**Exercise**
Which lines below fall between the one containing "Part 1: Bonding charge" and the one containing "The highest Hirshfeld"? Repeat them exactly, counting both of those lines, and add nothing else.

BEGIN Source data

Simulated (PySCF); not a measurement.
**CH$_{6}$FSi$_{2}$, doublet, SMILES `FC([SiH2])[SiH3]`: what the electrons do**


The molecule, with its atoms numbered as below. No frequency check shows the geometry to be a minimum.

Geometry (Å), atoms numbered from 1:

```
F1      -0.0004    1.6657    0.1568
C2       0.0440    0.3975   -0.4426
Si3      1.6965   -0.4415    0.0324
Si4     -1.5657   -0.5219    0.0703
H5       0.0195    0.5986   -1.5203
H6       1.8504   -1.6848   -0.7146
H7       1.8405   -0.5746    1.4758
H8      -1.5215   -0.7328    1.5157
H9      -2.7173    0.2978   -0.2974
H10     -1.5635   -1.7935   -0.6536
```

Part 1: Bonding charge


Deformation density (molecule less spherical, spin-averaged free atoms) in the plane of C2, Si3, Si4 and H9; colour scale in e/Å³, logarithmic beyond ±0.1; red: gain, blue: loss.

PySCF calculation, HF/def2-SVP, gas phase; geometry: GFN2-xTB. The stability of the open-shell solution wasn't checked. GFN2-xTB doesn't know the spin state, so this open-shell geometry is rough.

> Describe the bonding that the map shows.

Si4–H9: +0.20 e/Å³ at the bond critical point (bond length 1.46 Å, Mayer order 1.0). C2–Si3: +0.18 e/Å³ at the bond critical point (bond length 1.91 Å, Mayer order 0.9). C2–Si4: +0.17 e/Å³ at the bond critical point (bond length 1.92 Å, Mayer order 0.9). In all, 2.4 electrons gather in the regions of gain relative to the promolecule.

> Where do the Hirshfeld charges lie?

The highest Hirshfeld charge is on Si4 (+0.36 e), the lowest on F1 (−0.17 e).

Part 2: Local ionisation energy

END Source data

**Written answer**
Part 1: Bonding charge


Deformation density (molecule less spherical, spin-averaged free atoms) in the plane of C2, Si3, Si4 and H9; colour scale in e/Å³, logarithmic beyond ±0.1; red: gain, blue: loss.

PySCF calculation, HF/def2-SVP, gas phase; geometry: GFN2-xTB. The stability of the open-shell solution wasn't checked. GFN2-xTB doesn't know the spin state, so this open-shell geometry is rough.

> Describe the bonding that the map shows.

Si4–H9: +0.20 e/Å³ at the bond critical point (bond length 1.46 Å, Mayer order 1.0). C2–Si3: +0.18 e/Å³ at the bond critical point (bond length 1.91 Å, Mayer order 0.9). C2–Si4: +0.17 e/Å³ at the bond critical point (bond length 1.92 Å, Mayer order 0.9). In all, 2.4 electrons gather in the regions of gain relative to the promolecule.

> Where do the Hirshfeld charges lie?

The highest Hirshfeld charge is on Si4 (+0.36 e), the lowest on F1 (−0.17 e).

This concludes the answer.